Data section ▸
========================================
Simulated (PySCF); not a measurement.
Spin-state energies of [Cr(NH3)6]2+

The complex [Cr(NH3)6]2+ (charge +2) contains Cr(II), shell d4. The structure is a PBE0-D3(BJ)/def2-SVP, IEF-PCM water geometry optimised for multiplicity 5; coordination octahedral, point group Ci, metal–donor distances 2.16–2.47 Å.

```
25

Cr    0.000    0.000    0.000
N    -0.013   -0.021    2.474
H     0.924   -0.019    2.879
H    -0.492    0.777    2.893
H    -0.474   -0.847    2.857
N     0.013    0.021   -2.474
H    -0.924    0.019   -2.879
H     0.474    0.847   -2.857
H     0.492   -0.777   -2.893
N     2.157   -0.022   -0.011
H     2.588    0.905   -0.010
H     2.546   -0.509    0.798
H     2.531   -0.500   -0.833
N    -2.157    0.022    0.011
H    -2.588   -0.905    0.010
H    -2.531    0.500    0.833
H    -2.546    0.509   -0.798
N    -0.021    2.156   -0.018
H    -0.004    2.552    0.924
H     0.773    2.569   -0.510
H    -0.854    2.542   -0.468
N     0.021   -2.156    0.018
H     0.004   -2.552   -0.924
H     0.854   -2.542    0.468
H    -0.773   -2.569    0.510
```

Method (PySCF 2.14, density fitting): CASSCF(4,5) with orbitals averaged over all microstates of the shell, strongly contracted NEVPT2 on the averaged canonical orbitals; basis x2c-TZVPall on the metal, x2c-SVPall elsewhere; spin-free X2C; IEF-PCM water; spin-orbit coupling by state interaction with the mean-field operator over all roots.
========================================

Required action ▸ Copy out the whole listing exactly as written.

Task result ▸
Simulated (PySCF); not a measurement.
Spin-state energies of [Cr(NH3)6]2+

The complex [Cr(NH3)6]2+ (charge +2) contains Cr(II), shell d4. The structure is a PBE0-D3(BJ)/def2-SVP, IEF-PCM water geometry optimised for multiplicity 5; coordination octahedral, point group Ci, metal–donor distances 2.16–2.47 Å.

```
25

Cr    0.000    0.000    0.000
N    -0.013   -0.021    2.474
H     0.924   -0.019    2.879
H    -0.492    0.777    2.893
H    -0.474   -0.847    2.857
N     0.013    0.021   -2.474
H    -0.924    0.019   -2.879
H     0.474    0.847   -2.857
H     0.492   -0.777   -2.893
N     2.157   -0.022   -0.011
H     2.588    0.905   -0.010
H     2.546   -0.509    0.798
H     2.531   -0.500   -0.833
N    -2.157    0.022    0.011
H    -2.588   -0.905    0.010
H    -2.531    0.500    0.833
H    -2.546    0.509   -0.798
N    -0.021    2.156   -0.018
H    -0.004    2.552    0.924
H     0.773    2.569   -0.510
H    -0.854    2.542   -0.468
N     0.021   -2.156    0.018
H     0.004   -2.552   -0.924
H     0.854   -2.542    0.468
H    -0.773   -2.569    0.510
```

Method (PySCF 2.14, density fitting): CASSCF(4,5) with orbitals averaged over all microstates of the shell, strongly contracted NEVPT2 on the averaged canonical orbitals; basis x2c-TZVPall on the metal, x2c-SVPall elsewhere; spin-free X2C; IEF-PCM water; spin-orbit coupling by state interaction with the mean-field operator over all roots.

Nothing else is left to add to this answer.